In the entries that follow, find the line containing "Atoms are numbered in the order listed.", then output exactly every line from the first through that one.

DATA RECORDS Start Marker

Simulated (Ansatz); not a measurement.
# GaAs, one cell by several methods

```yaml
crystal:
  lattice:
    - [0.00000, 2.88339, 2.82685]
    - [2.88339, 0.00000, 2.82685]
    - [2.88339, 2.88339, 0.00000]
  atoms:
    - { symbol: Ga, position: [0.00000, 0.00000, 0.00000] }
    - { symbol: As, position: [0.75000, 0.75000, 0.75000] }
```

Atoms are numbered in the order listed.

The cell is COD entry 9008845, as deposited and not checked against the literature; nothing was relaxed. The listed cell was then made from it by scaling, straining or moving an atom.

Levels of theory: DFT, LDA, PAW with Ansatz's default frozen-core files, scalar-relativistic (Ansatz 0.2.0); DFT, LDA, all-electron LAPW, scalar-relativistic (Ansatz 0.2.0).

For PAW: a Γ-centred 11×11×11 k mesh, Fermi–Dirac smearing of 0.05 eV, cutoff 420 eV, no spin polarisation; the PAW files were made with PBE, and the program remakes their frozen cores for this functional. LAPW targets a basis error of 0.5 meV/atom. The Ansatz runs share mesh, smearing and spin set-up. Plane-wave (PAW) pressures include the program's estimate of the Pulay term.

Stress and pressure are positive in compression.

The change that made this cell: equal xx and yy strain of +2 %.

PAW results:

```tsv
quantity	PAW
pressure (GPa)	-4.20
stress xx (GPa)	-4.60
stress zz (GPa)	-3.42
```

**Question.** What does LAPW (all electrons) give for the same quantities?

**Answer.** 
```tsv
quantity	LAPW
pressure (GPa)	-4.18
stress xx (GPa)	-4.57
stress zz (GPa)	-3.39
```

DATA RECORDS End Marker

EXERCISE RESULT>
Simulated (Ansatz); not a measurement.
# GaAs, one cell by several methods

```yaml
crystal:
  lattice:
    - [0.00000, 2.88339, 2.82685]
    - [2.88339, 0.00000, 2.82685]
    - [2.88339, 2.88339, 0.00000]
  atoms:
    - { symbol: Ga, position: [0.00000, 0.00000, 0.00000] }
    - { symbol: As, position: [0.75000, 0.75000, 0.75000] }
```

Atoms are numbered in the order listed.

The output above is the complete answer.